→ **Data shown**:
########################################

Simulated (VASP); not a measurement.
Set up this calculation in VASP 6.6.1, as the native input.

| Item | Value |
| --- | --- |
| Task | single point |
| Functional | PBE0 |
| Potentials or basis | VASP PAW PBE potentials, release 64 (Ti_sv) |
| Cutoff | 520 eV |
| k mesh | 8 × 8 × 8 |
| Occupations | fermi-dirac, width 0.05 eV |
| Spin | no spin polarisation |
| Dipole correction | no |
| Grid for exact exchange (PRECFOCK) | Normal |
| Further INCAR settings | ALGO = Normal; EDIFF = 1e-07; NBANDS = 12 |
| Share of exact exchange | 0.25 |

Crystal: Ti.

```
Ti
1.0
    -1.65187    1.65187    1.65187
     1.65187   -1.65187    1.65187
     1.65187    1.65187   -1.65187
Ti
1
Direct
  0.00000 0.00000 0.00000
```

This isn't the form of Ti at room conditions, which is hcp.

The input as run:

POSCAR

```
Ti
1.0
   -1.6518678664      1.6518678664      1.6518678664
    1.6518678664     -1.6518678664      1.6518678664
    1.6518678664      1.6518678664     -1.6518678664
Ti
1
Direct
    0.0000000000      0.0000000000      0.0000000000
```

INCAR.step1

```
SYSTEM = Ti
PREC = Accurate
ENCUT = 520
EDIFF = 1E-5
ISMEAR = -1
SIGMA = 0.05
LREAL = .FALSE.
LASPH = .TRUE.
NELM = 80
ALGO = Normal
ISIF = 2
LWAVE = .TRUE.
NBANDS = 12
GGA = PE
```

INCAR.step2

########################################

→ **Assigned task**: Above are records; repeat only the lines starting at the line with "Set up this" and ending at the line with "(PRECFOCK) | Normal |", exactly as they appear, both included.

→ **Solution**:
Set up this calculation in VASP 6.6.1, as the native input.

| Item | Value |
| --- | --- |
| Task | single point |
| Functional | PBE0 |
| Potentials or basis | VASP PAW PBE potentials, release 64 (Ti_sv) |
| Cutoff | 520 eV |
| k mesh | 8 × 8 × 8 |
| Occupations | fermi-dirac, width 0.05 eV |
| Spin | no spin polarisation |
| Dipole correction | no |
| Grid for exact exchange (PRECFOCK) | Normal |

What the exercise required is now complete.